_Dataset:_
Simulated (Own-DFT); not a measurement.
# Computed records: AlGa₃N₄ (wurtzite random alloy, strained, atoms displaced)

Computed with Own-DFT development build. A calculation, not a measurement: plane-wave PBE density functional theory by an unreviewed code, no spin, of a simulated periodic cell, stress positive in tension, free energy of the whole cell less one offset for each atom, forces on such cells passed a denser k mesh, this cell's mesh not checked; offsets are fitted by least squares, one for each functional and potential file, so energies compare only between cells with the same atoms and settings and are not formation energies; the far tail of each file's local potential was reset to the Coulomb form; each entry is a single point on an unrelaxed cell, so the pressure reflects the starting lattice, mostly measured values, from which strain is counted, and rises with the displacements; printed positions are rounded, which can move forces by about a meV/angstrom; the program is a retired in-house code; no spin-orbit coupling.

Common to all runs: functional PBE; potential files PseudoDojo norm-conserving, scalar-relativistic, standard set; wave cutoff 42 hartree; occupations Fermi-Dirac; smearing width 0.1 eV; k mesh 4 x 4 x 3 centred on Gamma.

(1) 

_Task item:_ Exactly and without omission, set down every entry.

_Exercise output:_
Simulated (Own-DFT); not a measurement.
# Computed records: AlGa₃N₄ (wurtzite random alloy, strained, atoms displaced)

Computed with Own-DFT development build. A calculation, not a measurement: plane-wave PBE density functional theory by an unreviewed code, no spin, of a simulated periodic cell, stress positive in tension, free energy of the whole cell less one offset for each atom, forces on such cells passed a denser k mesh, this cell's mesh not checked; offsets are fitted by least squares, one for each functional and potential file, so energies compare only between cells with the same atoms and settings and are not formation energies; the far tail of each file's local potential was reset to the Coulomb form; each entry is a single point on an unrelaxed cell, so the pressure reflects the starting lattice, mostly measured values, from which strain is counted, and rises with the displacements; printed positions are rounded, which can move forces by about a meV/angstrom; the program is a retired in-house code; no spin-orbit coupling.

Common to all runs: functional PBE; potential files PseudoDojo norm-conserving, scalar-relativistic, standard set; wave cutoff 42 hartree; occupations Fermi-Dirac; smearing width 0.1 eV; k mesh 4 x 4 x 3 centred on Gamma.

(1) 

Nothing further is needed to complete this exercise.